● MATERIAL PROVIDED:
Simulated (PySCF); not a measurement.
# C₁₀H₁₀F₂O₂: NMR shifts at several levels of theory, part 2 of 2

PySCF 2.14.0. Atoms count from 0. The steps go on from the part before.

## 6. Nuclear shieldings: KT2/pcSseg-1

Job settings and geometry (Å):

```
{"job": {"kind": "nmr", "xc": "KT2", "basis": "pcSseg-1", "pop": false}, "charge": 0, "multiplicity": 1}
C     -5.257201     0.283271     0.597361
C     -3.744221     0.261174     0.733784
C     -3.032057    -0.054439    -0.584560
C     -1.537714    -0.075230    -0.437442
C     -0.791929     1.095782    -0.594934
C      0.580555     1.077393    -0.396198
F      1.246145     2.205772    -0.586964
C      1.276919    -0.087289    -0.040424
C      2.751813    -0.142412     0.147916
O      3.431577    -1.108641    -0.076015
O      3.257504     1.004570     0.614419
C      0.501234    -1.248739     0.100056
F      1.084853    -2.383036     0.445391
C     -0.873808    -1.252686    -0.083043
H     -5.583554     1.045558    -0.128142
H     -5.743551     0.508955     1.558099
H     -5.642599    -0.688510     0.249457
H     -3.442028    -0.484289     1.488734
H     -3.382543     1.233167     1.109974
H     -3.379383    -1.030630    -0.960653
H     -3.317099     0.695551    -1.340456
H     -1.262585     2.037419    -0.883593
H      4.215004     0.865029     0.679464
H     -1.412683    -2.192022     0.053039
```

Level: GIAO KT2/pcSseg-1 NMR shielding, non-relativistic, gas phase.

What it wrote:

● WORK ORDER: Reply with the lines from the first line of the entries through the line that contains "Level: GIAO KT2/pcSseg-1", repeated exactly with both ends kept, and with nothing else.

● RESULT:
Simulated (PySCF); not a measurement.
# C₁₀H₁₀F₂O₂: NMR shifts at several levels of theory, part 2 of 2

PySCF 2.14.0. Atoms count from 0. The steps go on from the part before.

## 6. Nuclear shieldings: KT2/pcSseg-1

Job settings and geometry (Å):

```
{"job": {"kind": "nmr", "xc": "KT2", "basis": "pcSseg-1", "pop": false}, "charge": 0, "multiplicity": 1}
C     -5.257201     0.283271     0.597361
C     -3.744221     0.261174     0.733784
C     -3.032057    -0.054439    -0.584560
C     -1.537714    -0.075230    -0.437442
C     -0.791929     1.095782    -0.594934
C      0.580555     1.077393    -0.396198
F      1.246145     2.205772    -0.586964
C      1.276919    -0.087289    -0.040424
C      2.751813    -0.142412     0.147916
O      3.431577    -1.108641    -0.076015
O      3.257504     1.004570     0.614419
C      0.501234    -1.248739     0.100056
F      1.084853    -2.383036     0.445391
C     -0.873808    -1.252686    -0.083043
H     -5.583554     1.045558    -0.128142
H     -5.743551     0.508955     1.558099
H     -5.642599    -0.688510     0.249457
H     -3.442028    -0.484289     1.488734
H     -3.382543     1.233167     1.109974
H     -3.379383    -1.030630    -0.960653
H     -3.317099     0.695551    -1.340456
H     -1.262585     2.037419    -0.883593
H      4.215004     0.865029     0.679464
H     -1.412683    -2.192022     0.053039
```

Level: GIAO KT2/pcSseg-1 NMR shielding, non-relativistic, gas phase.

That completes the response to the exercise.